RECORD EXTRACTS ->
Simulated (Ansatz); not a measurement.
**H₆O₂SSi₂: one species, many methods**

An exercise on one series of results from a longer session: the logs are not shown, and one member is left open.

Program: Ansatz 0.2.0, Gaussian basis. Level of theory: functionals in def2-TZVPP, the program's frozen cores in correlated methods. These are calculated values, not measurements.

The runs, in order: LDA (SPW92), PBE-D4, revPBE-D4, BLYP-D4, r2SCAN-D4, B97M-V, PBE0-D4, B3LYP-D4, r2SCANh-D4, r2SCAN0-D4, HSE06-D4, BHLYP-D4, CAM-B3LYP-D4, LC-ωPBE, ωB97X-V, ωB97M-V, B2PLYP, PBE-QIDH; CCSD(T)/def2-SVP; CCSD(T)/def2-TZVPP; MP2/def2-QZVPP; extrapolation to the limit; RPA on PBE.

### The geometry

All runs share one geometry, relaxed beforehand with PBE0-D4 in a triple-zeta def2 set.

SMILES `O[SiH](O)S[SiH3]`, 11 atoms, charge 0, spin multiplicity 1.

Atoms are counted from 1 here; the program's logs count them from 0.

WORK ORDER ->
Each of the entries above is to be repeated exactly.

EXERCISE RESPONSE ->
Simulated (Ansatz); not a measurement.
**H₆O₂SSi₂: one species, many methods**

An exercise on one series of results from a longer session: the logs are not shown, and one member is left open.

Program: Ansatz 0.2.0, Gaussian basis. Level of theory: functionals in def2-TZVPP, the program's frozen cores in correlated methods. These are calculated values, not measurements.

The runs, in order: LDA (SPW92), PBE-D4, revPBE-D4, BLYP-D4, r2SCAN-D4, B97M-V, PBE0-D4, B3LYP-D4, r2SCANh-D4, r2SCAN0-D4, HSE06-D4, BHLYP-D4, CAM-B3LYP-D4, LC-ωPBE, ωB97X-V, ωB97M-V, B2PLYP, PBE-QIDH; CCSD(T)/def2-SVP; CCSD(T)/def2-TZVPP; MP2/def2-QZVPP; extrapolation to the limit; RPA on PBE.

### The geometry

All runs share one geometry, relaxed beforehand with PBE0-D4 in a triple-zeta def2 set.

SMILES `O[SiH](O)S[SiH3]`, 11 atoms, charge 0, spin multiplicity 1.

Atoms are counted from 1 here; the program's logs count them from 0.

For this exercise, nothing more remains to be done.